## STUDY MATERIAL
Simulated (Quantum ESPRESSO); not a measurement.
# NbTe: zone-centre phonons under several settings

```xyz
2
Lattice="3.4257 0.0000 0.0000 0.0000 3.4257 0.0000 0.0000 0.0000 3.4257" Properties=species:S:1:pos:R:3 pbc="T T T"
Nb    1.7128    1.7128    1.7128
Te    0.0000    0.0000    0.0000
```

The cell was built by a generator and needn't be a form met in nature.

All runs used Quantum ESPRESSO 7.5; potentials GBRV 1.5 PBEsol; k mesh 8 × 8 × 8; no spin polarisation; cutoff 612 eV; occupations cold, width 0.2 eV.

## TASK ITEM
Please restate only the opening stretch of the records above: every line from the first through the one containing "The cell was", exactly as written.

## ANSWER AREA
Simulated (Quantum ESPRESSO); not a measurement.
# NbTe: zone-centre phonons under several settings

```xyz
2
Lattice="3.4257 0.0000 0.0000 0.0000 3.4257 0.0000 0.0000 0.0000 3.4257" Properties=species:S:1:pos:R:3 pbc="T T T"
Nb    1.7128    1.7128    1.7128
Te    0.0000    0.0000    0.0000
```

The cell was built by a generator and needn't be a form met in nature.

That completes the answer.